### Required action
Below are several records. Retype exactly those lines running from the one with "spin polarisation |" through the one with "Wall time 90", end lines included, and no others.

### Data
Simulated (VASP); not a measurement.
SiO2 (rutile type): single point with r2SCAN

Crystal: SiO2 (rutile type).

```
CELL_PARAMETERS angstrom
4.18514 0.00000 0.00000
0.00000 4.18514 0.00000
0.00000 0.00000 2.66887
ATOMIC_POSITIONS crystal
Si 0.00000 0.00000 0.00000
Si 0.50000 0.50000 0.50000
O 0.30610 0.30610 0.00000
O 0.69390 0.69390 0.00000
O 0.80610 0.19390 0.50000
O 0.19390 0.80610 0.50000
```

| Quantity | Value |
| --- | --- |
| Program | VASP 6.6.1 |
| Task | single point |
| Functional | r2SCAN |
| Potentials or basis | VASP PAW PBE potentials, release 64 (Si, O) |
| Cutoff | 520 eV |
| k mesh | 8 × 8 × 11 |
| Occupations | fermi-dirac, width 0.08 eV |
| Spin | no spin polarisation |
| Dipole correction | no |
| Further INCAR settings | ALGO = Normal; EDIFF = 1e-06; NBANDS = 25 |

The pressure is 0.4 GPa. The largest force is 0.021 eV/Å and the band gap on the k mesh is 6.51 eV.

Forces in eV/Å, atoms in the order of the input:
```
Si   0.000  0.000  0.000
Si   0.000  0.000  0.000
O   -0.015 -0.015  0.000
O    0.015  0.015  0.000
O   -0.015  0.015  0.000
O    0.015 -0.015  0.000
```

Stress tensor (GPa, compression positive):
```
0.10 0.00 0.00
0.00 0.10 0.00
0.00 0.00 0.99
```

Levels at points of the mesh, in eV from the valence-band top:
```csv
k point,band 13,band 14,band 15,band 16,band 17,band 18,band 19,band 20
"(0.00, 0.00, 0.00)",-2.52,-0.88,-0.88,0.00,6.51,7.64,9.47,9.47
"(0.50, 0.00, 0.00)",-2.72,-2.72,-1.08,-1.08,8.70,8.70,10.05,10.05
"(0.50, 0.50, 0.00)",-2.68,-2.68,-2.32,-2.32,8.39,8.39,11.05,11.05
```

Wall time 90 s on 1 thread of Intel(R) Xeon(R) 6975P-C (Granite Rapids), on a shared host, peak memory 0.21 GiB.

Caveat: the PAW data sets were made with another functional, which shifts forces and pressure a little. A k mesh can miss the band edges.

### Exercise answer
| Spin | no spin polarisation |
| Dipole correction | no |
| Further INCAR settings | ALGO = Normal; EDIFF = 1e-06; NBANDS = 25 |

The pressure is 0.4 GPa. The largest force is 0.021 eV/Å and the band gap on the k mesh is 6.51 eV.

Forces in eV/Å, atoms in the order of the input:
```
Si   0.000  0.000  0.000
Si   0.000  0.000  0.000
O   -0.015 -0.015  0.000
O    0.015  0.015  0.000
O   -0.015  0.015  0.000
O    0.015 -0.015  0.000
```

Stress tensor (GPa, compression positive):
```
0.10 0.00 0.00
0.00 0.10 0.00
0.00 0.00 0.99
```

Levels at points of the mesh, in eV from the valence-band top:
```csv
k point,band 13,band 14,band 15,band 16,band 17,band 18,band 19,band 20
"(0.00, 0.00, 0.00)",-2.52,-0.88,-0.88,0.00,6.51,7.64,9.47,9.47
"(0.50, 0.00, 0.00)",-2.72,-2.72,-1.08,-1.08,8.70,8.70,10.05,10.05
"(0.50, 0.50, 0.00)",-2.68,-2.68,-2.32,-2.32,8.39,8.39,11.05,11.05
```

Wall time 90 s on 1 thread of Intel(R) Xeon(R) 6975P-C (Granite Rapids), on a shared host, peak memory 0.21 GiB.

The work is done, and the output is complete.